As the lines appear below, please set them down exactly, starting at the first and finishing with the one containing "(3) 3d up eigenvalue (eV): -161.2687".

┌──
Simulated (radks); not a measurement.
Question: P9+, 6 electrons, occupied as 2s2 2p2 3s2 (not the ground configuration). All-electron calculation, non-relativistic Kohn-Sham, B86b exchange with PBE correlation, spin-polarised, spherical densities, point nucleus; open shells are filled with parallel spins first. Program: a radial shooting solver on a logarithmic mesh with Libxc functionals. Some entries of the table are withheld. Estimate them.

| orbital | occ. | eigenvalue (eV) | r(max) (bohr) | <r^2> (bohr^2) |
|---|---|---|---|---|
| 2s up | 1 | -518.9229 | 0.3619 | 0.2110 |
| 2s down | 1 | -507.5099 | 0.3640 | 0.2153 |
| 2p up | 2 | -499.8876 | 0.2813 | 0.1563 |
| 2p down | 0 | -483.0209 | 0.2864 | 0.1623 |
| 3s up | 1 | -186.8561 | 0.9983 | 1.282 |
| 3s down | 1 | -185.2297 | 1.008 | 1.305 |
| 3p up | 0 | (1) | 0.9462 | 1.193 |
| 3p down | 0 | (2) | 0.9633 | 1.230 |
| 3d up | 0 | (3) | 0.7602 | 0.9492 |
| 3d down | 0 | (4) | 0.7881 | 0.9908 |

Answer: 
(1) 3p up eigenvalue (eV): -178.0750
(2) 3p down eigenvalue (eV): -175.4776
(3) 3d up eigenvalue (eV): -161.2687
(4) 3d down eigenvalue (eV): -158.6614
└──

Written solution
Simulated (radks); not a measurement.
Question: P9+, 6 electrons, occupied as 2s2 2p2 3s2 (not the ground configuration). All-electron calculation, non-relativistic Kohn-Sham, B86b exchange with PBE correlation, spin-polarised, spherical densities, point nucleus; open shells are filled with parallel spins first. Program: a radial shooting solver on a logarithmic mesh with Libxc functionals. Some entries of the table are withheld. Estimate them.

| orbital | occ. | eigenvalue (eV) | r(max) (bohr) | <r^2> (bohr^2) |
|---|---|---|---|---|
| 2s up | 1 | -518.9229 | 0.3619 | 0.2110 |
| 2s down | 1 | -507.5099 | 0.3640 | 0.2153 |
| 2p up | 2 | -499.8876 | 0.2813 | 0.1563 |
| 2p down | 0 | -483.0209 | 0.2864 | 0.1623 |
| 3s up | 1 | -186.8561 | 0.9983 | 1.282 |
| 3s down | 1 | -185.2297 | 1.008 | 1.305 |
| 3p up | 0 | (1) | 0.9462 | 1.193 |
| 3p down | 0 | (2) | 0.9633 | 1.230 |
| 3d up | 0 | (3) | 0.7602 | 0.9492 |
| 3d down | 0 | (4) | 0.7881 | 0.9908 |

Answer: 
(1) 3p up eigenvalue (eV): -178.0750
(2) 3p down eigenvalue (eV): -175.4776
(3) 3d up eigenvalue (eV): -161.2687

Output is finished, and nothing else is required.